:: MATERIAL SUPPLIED ::

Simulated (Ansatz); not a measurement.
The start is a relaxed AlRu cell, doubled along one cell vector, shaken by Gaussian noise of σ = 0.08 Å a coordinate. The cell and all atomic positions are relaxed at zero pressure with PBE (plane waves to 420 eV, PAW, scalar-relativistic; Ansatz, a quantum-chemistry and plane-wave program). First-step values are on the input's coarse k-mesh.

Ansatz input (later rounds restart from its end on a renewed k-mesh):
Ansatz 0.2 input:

:::

* EXERCISE: Print each entry exactly as it appears above.

* ANSWER BOX:
Simulated (Ansatz); not a measurement.
The start is a relaxed AlRu cell, doubled along one cell vector, shaken by Gaussian noise of σ = 0.08 Å a coordinate. The cell and all atomic positions are relaxed at zero pressure with PBE (plane waves to 420 eV, PAW, scalar-relativistic; Ansatz, a quantum-chemistry and plane-wave program). First-step values are on the input's coarse k-mesh.

Ansatz input (later rounds restart from its end on a renewed k-mesh):
Ansatz 0.2 input:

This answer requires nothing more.